▼▼▼

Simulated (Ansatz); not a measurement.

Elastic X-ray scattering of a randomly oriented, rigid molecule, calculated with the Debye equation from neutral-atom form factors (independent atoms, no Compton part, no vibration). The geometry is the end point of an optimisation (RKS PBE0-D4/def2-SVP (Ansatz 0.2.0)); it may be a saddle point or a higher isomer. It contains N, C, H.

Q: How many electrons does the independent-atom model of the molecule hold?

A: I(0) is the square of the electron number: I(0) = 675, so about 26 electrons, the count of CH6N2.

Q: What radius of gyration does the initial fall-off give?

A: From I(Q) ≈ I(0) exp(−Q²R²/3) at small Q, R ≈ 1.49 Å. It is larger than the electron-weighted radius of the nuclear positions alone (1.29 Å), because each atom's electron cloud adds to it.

▲▲▲

Print the listing above from its first line through the line with "Q: What radius", and stop there.

PROBLEM SOLUTION =>
Simulated (Ansatz); not a measurement.

Elastic X-ray scattering of a randomly oriented, rigid molecule, calculated with the Debye equation from neutral-atom form factors (independent atoms, no Compton part, no vibration). The geometry is the end point of an optimisation (RKS PBE0-D4/def2-SVP (Ansatz 0.2.0)); it may be a saddle point or a higher isomer. It contains N, C, H.

Q: How many electrons does the independent-atom model of the molecule hold?

A: I(0) is the square of the electron number: I(0) = 675, so about 26 electrons, the count of CH6N2.

Q: What radius of gyration does the initial fall-off give?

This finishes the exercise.